DATA EXTRACT:
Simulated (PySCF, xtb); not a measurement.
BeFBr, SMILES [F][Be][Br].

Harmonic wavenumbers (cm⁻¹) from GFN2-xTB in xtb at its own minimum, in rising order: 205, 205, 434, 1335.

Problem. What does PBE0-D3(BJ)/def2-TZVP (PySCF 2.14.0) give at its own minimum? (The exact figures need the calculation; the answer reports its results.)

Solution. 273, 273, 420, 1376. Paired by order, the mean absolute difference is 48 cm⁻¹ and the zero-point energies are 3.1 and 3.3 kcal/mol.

ASSIGNMENT:
Please retype the entries above in full, exactly as they stand.

EXERCISE OUTPUT:
Simulated (PySCF, xtb); not a measurement.
BeFBr, SMILES [F][Be][Br].

Harmonic wavenumbers (cm⁻¹) from GFN2-xTB in xtb at its own minimum, in rising order: 205, 205, 434, 1335.

Problem. What does PBE0-D3(BJ)/def2-TZVP (PySCF 2.14.0) give at its own minimum? (The exact figures need the calculation; the answer reports its results.)

Solution. 273, 273, 420, 1376. Paired by order, the mean absolute difference is 48 cm⁻¹ and the zero-point energies are 3.1 and 3.3 kcal/mol.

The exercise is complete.